▶ _Brief_
In the listing below, locate the line containing "The free run" and the line containing "inpgen writes inp.xml". Output both of them and every line between, exactly as written, and nothing more.

# # # # #

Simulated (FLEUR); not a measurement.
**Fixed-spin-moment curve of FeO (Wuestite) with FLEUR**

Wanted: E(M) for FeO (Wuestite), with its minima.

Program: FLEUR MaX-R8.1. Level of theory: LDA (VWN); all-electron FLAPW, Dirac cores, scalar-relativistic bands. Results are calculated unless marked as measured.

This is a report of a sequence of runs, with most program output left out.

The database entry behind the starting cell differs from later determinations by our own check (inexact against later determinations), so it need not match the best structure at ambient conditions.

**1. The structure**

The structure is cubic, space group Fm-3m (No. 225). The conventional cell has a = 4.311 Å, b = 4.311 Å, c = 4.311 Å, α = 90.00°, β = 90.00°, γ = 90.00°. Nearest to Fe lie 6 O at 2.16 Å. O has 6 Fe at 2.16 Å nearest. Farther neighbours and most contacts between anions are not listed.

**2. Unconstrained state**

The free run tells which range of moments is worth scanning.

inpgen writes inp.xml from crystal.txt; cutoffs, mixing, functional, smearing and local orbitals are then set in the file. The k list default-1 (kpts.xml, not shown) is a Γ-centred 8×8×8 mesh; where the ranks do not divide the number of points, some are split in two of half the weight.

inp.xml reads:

# # # # #

▶ _Task result_
The free run tells which range of moments is worth scanning.

inpgen writes inp.xml from crystal.txt; cutoffs, mixing, functional, smearing and local orbitals are then set in the file. The k list default-1 (kpts.xml, not shown) is a Γ-centred 8×8×8 mesh; where the ranks do not divide the number of points, some are split in two of half the weight.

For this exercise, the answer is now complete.